WORK REQUEST :: Each entry has to be reproduced in full, exactly as given.

INFORMATION SHOWN ::
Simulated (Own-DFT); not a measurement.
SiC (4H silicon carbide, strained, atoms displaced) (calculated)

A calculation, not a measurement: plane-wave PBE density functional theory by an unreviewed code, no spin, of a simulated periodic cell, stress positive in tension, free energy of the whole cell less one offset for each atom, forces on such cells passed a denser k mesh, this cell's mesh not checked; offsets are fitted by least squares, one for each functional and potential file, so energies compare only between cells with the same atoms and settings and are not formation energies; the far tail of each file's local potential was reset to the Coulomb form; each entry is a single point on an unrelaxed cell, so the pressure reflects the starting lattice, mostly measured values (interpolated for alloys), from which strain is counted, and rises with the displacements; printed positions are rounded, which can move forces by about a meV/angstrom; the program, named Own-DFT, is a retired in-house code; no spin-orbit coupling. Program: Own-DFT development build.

TASK SOLUTION ::
Simulated (Own-DFT); not a measurement.
SiC (4H silicon carbide, strained, atoms displaced) (calculated)

A calculation, not a measurement: plane-wave PBE density functional theory by an unreviewed code, no spin, of a simulated periodic cell, stress positive in tension, free energy of the whole cell less one offset for each atom, forces on such cells passed a denser k mesh, this cell's mesh not checked; offsets are fitted by least squares, one for each functional and potential file, so energies compare only between cells with the same atoms and settings and are not formation energies; the far tail of each file's local potential was reset to the Coulomb form; each entry is a single point on an unrelaxed cell, so the pressure reflects the starting lattice, mostly measured values (interpolated for alloys), from which strain is counted, and rises with the displacements; printed positions are rounded, which can move forces by about a meV/angstrom; the program, named Own-DFT, is a retired in-house code; no spin-orbit coupling. Program: Own-DFT development build.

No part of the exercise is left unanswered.